Segment Open
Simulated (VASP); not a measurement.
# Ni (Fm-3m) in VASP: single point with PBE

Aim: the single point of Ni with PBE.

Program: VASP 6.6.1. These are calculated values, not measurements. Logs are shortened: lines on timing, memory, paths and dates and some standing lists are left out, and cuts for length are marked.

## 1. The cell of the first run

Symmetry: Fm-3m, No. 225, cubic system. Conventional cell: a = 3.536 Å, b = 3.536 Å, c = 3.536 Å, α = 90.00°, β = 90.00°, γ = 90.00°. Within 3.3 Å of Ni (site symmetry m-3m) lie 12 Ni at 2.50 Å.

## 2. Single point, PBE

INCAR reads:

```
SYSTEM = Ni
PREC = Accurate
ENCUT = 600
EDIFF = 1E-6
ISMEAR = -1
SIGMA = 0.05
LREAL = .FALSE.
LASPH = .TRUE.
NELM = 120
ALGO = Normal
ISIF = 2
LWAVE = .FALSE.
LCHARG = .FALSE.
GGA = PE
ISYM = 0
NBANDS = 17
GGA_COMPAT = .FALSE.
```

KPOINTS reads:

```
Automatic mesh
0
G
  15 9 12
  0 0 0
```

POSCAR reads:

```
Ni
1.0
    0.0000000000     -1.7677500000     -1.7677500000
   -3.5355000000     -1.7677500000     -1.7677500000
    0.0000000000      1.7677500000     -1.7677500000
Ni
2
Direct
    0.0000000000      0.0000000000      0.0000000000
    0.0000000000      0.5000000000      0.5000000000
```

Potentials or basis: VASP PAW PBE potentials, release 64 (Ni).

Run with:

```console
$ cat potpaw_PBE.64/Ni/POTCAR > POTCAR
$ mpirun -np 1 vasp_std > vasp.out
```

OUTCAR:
Segment Closed

- _WORK REQUEST_
The output should be exactly the lines above from the line containing "Aim: the single point of Ni with PBE." to the line containing "## 1. The cell of the first run", inclusive, with no other lines.

- _YOUR SOLUTION_
Aim: the single point of Ni with PBE.

Program: VASP 6.6.1. These are calculated values, not measurements. Logs are shortened: lines on timing, memory, paths and dates and some standing lists are left out, and cuts for length are marked.

## 1. The cell of the first run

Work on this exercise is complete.